• _DATA RECORDS_
-- -- --

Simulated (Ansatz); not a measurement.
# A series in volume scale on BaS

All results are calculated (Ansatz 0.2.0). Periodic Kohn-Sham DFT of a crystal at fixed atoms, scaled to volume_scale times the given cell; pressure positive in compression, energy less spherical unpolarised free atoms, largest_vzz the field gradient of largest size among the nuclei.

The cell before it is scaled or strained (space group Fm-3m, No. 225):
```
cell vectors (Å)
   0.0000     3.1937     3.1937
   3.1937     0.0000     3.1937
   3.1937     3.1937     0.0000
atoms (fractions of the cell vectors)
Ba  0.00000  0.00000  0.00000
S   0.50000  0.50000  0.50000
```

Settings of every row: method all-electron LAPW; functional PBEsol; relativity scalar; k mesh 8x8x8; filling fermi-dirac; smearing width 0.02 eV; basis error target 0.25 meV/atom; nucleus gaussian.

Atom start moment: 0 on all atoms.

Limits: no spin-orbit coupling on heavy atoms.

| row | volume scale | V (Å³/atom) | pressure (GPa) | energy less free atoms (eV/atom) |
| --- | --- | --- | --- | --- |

-- -- --

• _WORK TASK_
All records must be transcribed exactly, with none left out.

• _WRITTEN RESPONSE_
Simulated (Ansatz); not a measurement.
# A series in volume scale on BaS

All results are calculated (Ansatz 0.2.0). Periodic Kohn-Sham DFT of a crystal at fixed atoms, scaled to volume_scale times the given cell; pressure positive in compression, energy less spherical unpolarised free atoms, largest_vzz the field gradient of largest size among the nuclei.

The cell before it is scaled or strained (space group Fm-3m, No. 225):
```
cell vectors (Å)
   0.0000     3.1937     3.1937
   3.1937     0.0000     3.1937
   3.1937     3.1937     0.0000
atoms (fractions of the cell vectors)
Ba  0.00000  0.00000  0.00000
S   0.50000  0.50000  0.50000
```

Settings of every row: method all-electron LAPW; functional PBEsol; relativity scalar; k mesh 8x8x8; filling fermi-dirac; smearing width 0.02 eV; basis error target 0.25 meV/atom; nucleus gaussian.

Atom start moment: 0 on all atoms.

Limits: no spin-orbit coupling on heavy atoms.

| row | volume scale | V (Å³/atom) | pressure (GPa) | energy less free atoms (eV/atom) |
| --- | --- | --- | --- | --- |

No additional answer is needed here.